# [Listed entries]
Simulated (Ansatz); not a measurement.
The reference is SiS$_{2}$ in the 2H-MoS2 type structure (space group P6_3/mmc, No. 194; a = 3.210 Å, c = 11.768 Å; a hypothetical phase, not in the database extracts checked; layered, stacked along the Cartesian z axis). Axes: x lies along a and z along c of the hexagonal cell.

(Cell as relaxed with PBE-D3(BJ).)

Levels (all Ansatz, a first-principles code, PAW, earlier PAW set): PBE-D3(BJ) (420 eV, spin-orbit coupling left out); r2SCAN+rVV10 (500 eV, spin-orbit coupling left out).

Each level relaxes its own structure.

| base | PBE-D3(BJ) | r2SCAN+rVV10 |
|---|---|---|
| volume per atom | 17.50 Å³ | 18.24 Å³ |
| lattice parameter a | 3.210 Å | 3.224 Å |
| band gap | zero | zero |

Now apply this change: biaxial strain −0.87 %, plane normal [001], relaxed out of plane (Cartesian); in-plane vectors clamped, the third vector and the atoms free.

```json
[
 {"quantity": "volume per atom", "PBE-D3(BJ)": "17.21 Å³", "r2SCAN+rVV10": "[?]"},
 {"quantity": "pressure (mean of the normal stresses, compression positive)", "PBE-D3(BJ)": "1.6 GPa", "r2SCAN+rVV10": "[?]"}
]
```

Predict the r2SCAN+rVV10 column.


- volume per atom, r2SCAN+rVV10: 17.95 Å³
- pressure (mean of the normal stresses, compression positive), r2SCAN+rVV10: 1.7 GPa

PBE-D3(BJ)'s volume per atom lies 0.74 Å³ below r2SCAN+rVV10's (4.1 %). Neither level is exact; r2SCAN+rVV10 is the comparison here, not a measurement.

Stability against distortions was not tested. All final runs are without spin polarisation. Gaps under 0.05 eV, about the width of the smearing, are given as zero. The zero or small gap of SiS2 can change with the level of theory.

# [Assigned task]
Begin at the line above that has "Å | 3.224 Å |" and stop after the line that has "PBE-D3(BJ)'s volume per", copying each line exactly and adding nothing else.

# [Task output]
| lattice parameter a | 3.210 Å | 3.224 Å |
| band gap | zero | zero |

Now apply this change: biaxial strain −0.87 %, plane normal [001], relaxed out of plane (Cartesian); in-plane vectors clamped, the third vector and the atoms free.

```json
[
 {"quantity": "volume per atom", "PBE-D3(BJ)": "17.21 Å³", "r2SCAN+rVV10": "[?]"},
 {"quantity": "pressure (mean of the normal stresses, compression positive)", "PBE-D3(BJ)": "1.6 GPa", "r2SCAN+rVV10": "[?]"}
]
```

Predict the r2SCAN+rVV10 column.


- volume per atom, r2SCAN+rVV10: 17.95 Å³
- pressure (mean of the normal stresses, compression positive), r2SCAN+rVV10: 1.7 GPa

PBE-D3(BJ)'s volume per atom lies 0.74 Å³ below r2SCAN+rVV10's (4.1 %). Neither level is exact; r2SCAN+rVV10 is the comparison here, not a measurement.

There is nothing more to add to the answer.